§ **Requirement**: Starting at the top line and ending at the last, restate the records exactly.

-------- Extracted material --------

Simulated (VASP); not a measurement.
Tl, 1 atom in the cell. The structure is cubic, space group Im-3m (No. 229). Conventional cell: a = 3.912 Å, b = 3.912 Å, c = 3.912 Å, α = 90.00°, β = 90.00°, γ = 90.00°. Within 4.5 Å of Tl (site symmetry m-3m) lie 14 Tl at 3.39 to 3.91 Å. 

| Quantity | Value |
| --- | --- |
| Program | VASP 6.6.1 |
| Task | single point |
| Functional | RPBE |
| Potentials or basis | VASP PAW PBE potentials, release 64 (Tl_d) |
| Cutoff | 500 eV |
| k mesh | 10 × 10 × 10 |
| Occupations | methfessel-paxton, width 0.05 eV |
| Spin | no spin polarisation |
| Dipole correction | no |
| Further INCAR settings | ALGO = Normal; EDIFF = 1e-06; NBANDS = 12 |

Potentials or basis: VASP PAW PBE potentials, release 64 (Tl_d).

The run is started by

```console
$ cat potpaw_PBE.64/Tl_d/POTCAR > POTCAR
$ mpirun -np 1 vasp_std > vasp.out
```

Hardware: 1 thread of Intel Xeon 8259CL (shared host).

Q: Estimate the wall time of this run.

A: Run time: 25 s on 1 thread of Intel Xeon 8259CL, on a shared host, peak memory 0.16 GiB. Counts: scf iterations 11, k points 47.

--------

§ **Exercise result**:
Simulated (VASP); not a measurement.
Tl, 1 atom in the cell. The structure is cubic, space group Im-3m (No. 229). Conventional cell: a = 3.912 Å, b = 3.912 Å, c = 3.912 Å, α = 90.00°, β = 90.00°, γ = 90.00°. Within 4.5 Å of Tl (site symmetry m-3m) lie 14 Tl at 3.39 to 3.91 Å. 

| Quantity | Value |
| --- | --- |
| Program | VASP 6.6.1 |
| Task | single point |
| Functional | RPBE |
| Potentials or basis | VASP PAW PBE potentials, release 64 (Tl_d) |
| Cutoff | 500 eV |
| k mesh | 10 × 10 × 10 |
| Occupations | methfessel-paxton, width 0.05 eV |
| Spin | no spin polarisation |
| Dipole correction | no |
| Further INCAR settings | ALGO = Normal; EDIFF = 1e-06; NBANDS = 12 |

Potentials or basis: VASP PAW PBE potentials, release 64 (Tl_d).

The run is started by

```console
$ cat potpaw_PBE.64/Tl_d/POTCAR > POTCAR
$ mpirun -np 1 vasp_std > vasp.out
```

Hardware: 1 thread of Intel Xeon 8259CL (shared host).

Q: Estimate the wall time of this run.

A: Run time: 25 s on 1 thread of Intel Xeon 8259CL, on a shared host, peak memory 0.16 GiB. Counts: scf iterations 11, k points 47.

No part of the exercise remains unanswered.